Copy out the records so that each line matches the original.

══ SUPPLIED RECORDS

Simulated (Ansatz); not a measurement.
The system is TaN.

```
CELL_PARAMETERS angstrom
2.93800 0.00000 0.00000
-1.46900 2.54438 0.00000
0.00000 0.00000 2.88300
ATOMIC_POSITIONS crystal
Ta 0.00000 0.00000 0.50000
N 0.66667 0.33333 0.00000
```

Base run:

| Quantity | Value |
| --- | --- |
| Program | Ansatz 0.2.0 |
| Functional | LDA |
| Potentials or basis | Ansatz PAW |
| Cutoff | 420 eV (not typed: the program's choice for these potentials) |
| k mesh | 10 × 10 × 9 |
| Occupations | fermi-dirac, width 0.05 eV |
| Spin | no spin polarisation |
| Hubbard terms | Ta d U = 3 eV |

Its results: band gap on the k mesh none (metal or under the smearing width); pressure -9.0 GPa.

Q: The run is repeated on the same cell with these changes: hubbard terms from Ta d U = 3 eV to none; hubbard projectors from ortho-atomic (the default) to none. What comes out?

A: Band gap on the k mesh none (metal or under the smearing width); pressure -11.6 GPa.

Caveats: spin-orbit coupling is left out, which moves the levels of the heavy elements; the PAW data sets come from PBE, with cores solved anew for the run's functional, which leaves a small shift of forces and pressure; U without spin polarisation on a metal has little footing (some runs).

════

- **ANSWER BOX**
Simulated (Ansatz); not a measurement.
The system is TaN.

```
CELL_PARAMETERS angstrom
2.93800 0.00000 0.00000
-1.46900 2.54438 0.00000
0.00000 0.00000 2.88300
ATOMIC_POSITIONS crystal
Ta 0.00000 0.00000 0.50000
N 0.66667 0.33333 0.00000
```

Base run:

| Quantity | Value |
| --- | --- |
| Program | Ansatz 0.2.0 |
| Functional | LDA |
| Potentials or basis | Ansatz PAW |
| Cutoff | 420 eV (not typed: the program's choice for these potentials) |
| k mesh | 10 × 10 × 9 |
| Occupations | fermi-dirac, width 0.05 eV |
| Spin | no spin polarisation |
| Hubbard terms | Ta d U = 3 eV |

Its results: band gap on the k mesh none (metal or under the smearing width); pressure -9.0 GPa.

Q: The run is repeated on the same cell with these changes: hubbard terms from Ta d U = 3 eV to none; hubbard projectors from ortho-atomic (the default) to none. What comes out?

A: Band gap on the k mesh none (metal or under the smearing width); pressure -11.6 GPa.

Caveats: spin-orbit coupling is left out, which moves the levels of the heavy elements; the PAW data sets come from PBE, with cores solved anew for the run's functional, which leaves a small shift of forces and pressure; U without spin polarisation on a metal has little footing (some runs).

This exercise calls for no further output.